Stop after the line that contains "Model: multi-fluid Helmholtz-energy"; until then, restate each line of the entries word for word from the very first.

--------------------------------

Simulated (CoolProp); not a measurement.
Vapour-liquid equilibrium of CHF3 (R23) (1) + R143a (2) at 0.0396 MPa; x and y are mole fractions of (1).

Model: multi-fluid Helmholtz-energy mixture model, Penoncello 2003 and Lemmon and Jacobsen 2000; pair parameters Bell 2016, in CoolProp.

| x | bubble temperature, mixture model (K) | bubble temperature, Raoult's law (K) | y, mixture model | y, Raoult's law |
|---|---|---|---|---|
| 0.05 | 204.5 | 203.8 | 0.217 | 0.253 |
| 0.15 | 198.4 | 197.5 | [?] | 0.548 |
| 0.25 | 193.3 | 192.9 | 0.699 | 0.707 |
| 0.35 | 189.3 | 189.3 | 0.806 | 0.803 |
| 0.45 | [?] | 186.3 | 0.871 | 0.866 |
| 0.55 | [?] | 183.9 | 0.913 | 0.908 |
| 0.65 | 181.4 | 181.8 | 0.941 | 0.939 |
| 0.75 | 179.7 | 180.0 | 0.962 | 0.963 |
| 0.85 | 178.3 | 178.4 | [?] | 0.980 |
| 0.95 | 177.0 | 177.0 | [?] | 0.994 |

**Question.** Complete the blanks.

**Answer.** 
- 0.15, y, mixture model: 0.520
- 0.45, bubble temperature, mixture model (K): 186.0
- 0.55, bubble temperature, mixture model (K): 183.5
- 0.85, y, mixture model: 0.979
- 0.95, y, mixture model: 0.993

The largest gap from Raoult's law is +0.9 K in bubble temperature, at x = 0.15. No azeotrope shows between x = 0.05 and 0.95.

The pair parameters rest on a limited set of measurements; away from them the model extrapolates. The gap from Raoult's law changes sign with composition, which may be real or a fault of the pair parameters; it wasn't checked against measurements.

--------------------------------

• **WRITTEN SOLUTION**
Simulated (CoolProp); not a measurement.
Vapour-liquid equilibrium of CHF3 (R23) (1) + R143a (2) at 0.0396 MPa; x and y are mole fractions of (1).

Model: multi-fluid Helmholtz-energy mixture model, Penoncello 2003 and Lemmon and Jacobsen 2000; pair parameters Bell 2016, in CoolProp.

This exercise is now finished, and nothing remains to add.